● **Requirement**: All of the records should come back exactly as written.

──────── Given data

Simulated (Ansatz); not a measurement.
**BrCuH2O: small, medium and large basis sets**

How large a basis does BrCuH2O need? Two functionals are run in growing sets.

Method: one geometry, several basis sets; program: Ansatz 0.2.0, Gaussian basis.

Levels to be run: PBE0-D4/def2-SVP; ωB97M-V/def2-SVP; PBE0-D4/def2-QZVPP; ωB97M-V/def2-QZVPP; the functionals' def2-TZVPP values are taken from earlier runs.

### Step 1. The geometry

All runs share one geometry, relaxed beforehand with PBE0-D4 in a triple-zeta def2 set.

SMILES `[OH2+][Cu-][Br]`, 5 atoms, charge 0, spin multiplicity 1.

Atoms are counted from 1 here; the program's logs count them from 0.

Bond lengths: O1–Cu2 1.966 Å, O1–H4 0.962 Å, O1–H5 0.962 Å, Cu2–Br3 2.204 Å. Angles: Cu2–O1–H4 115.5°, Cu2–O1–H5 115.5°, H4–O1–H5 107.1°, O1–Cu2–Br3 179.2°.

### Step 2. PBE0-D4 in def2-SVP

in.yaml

────────────────

● **Result**:
Simulated (Ansatz); not a measurement.
**BrCuH2O: small, medium and large basis sets**

How large a basis does BrCuH2O need? Two functionals are run in growing sets.

Method: one geometry, several basis sets; program: Ansatz 0.2.0, Gaussian basis.

Levels to be run: PBE0-D4/def2-SVP; ωB97M-V/def2-SVP; PBE0-D4/def2-QZVPP; ωB97M-V/def2-QZVPP; the functionals' def2-TZVPP values are taken from earlier runs.

### Step 1. The geometry

All runs share one geometry, relaxed beforehand with PBE0-D4 in a triple-zeta def2 set.

SMILES `[OH2+][Cu-][Br]`, 5 atoms, charge 0, spin multiplicity 1.

Atoms are counted from 1 here; the program's logs count them from 0.

Bond lengths: O1–Cu2 1.966 Å, O1–H4 0.962 Å, O1–H5 0.962 Å, Cu2–Br3 2.204 Å. Angles: Cu2–O1–H4 115.5°, Cu2–O1–H5 115.5°, H4–O1–H5 107.1°, O1–Cu2–Br3 179.2°.

### Step 2. PBE0-D4 in def2-SVP

in.yaml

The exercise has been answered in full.